» Work request
Begin at the line containing "## (2) A first coarse run" in the data below and go on through the line containing "Numbers of over", repeating each line exactly; include both ends and no other line.

» Material supplied
○ ○ ○ ○ ○ ○ ○

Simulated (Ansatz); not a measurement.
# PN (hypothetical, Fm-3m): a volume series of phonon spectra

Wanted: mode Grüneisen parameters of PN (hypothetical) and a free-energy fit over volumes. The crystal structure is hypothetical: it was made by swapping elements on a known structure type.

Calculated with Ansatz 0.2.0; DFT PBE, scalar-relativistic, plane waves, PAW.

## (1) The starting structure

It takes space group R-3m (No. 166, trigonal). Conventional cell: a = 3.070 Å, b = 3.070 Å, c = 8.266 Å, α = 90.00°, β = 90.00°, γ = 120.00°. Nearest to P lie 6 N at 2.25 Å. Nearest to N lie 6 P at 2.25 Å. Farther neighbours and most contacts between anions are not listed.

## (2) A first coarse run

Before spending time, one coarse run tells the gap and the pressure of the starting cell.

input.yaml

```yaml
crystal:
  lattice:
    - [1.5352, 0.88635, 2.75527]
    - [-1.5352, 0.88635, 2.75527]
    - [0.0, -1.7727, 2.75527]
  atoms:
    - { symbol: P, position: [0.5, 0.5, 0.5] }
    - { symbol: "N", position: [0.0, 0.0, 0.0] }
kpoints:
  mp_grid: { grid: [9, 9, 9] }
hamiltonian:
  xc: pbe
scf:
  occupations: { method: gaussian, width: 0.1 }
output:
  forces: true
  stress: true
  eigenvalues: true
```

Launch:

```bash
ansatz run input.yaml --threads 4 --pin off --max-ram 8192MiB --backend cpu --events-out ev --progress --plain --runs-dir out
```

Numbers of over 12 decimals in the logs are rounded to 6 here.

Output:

○ ○ ○ ○ ○ ○ ○

» Written reply
## (2) A first coarse run

Before spending time, one coarse run tells the gap and the pressure of the starting cell.

input.yaml

```yaml
crystal:
  lattice:
    - [1.5352, 0.88635, 2.75527]
    - [-1.5352, 0.88635, 2.75527]
    - [0.0, -1.7727, 2.75527]
  atoms:
    - { symbol: P, position: [0.5, 0.5, 0.5] }
    - { symbol: "N", position: [0.0, 0.0, 0.0] }
kpoints:
  mp_grid: { grid: [9, 9, 9] }
hamiltonian:
  xc: pbe
scf:
  occupations: { method: gaussian, width: 0.1 }
output:
  forces: true
  stress: true
  eigenvalues: true
```

Launch:

```bash
ansatz run input.yaml --threads 4 --pin off --max-ram 8192MiB --backend cpu --events-out ev --progress --plain --runs-dir out
```

Numbers of over 12 decimals in the logs are rounded to 6 here.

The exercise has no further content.